*Assigned task*.
Write out, word for word, every line in the data below from the one containing "The structure of" to the one containing "One way to write", both of them included.

*Data records*.
+---+
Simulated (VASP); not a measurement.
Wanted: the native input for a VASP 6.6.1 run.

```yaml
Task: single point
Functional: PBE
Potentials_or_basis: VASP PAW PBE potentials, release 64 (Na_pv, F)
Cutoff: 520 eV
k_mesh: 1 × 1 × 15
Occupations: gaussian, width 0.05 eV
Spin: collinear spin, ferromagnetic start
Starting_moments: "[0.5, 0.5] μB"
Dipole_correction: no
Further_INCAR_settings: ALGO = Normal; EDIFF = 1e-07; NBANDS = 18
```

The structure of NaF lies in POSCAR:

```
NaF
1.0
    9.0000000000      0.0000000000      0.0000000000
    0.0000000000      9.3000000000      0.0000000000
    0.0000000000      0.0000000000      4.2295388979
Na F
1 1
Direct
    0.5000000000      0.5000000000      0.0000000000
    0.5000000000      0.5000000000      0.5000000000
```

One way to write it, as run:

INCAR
+---+

*Written answer*.
The structure of NaF lies in POSCAR:

```
NaF
1.0
    9.0000000000      0.0000000000      0.0000000000
    0.0000000000      9.3000000000      0.0000000000
    0.0000000000      0.0000000000      4.2295388979
Na F
1 1
Direct
    0.5000000000      0.5000000000      0.0000000000
    0.5000000000      0.5000000000      0.5000000000
```

One way to write it, as run:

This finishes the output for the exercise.